BRIEF
Look through the records below for the line with "### Step 3." and the line with "System of this", then return those lines and all lines between, exactly.

DATASET
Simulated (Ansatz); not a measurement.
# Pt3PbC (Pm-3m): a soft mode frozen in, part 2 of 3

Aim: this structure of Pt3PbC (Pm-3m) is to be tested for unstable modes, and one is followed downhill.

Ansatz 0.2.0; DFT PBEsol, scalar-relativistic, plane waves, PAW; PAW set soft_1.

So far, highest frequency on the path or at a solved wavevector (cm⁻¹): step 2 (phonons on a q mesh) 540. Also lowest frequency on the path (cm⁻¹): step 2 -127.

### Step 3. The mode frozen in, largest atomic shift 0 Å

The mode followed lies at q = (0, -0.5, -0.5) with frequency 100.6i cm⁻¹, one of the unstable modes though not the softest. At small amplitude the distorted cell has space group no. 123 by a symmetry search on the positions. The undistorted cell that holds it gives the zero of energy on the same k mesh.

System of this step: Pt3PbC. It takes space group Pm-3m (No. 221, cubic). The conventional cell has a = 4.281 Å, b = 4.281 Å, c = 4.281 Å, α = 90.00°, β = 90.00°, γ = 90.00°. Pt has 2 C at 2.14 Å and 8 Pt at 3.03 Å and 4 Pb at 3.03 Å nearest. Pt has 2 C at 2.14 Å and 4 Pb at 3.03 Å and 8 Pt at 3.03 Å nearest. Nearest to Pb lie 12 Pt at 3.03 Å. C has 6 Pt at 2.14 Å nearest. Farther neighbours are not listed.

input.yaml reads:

TASK RESPONSE
### Step 3. The mode frozen in, largest atomic shift 0 Å

The mode followed lies at q = (0, -0.5, -0.5) with frequency 100.6i cm⁻¹, one of the unstable modes though not the softest. At small amplitude the distorted cell has space group no. 123 by a symmetry search on the positions. The undistorted cell that holds it gives the zero of energy on the same k mesh.

System of this step: Pt3PbC. It takes space group Pm-3m (No. 221, cubic). The conventional cell has a = 4.281 Å, b = 4.281 Å, c = 4.281 Å, α = 90.00°, β = 90.00°, γ = 90.00°. Pt has 2 C at 2.14 Å and 8 Pt at 3.03 Å and 4 Pb at 3.03 Å nearest. Pt has 2 C at 2.14 Å and 4 Pb at 3.03 Å and 8 Pt at 3.03 Å nearest. Nearest to Pb lie 12 Pt at 3.03 Å. C has 6 Pt at 2.14 Å nearest. Farther neighbours are not listed.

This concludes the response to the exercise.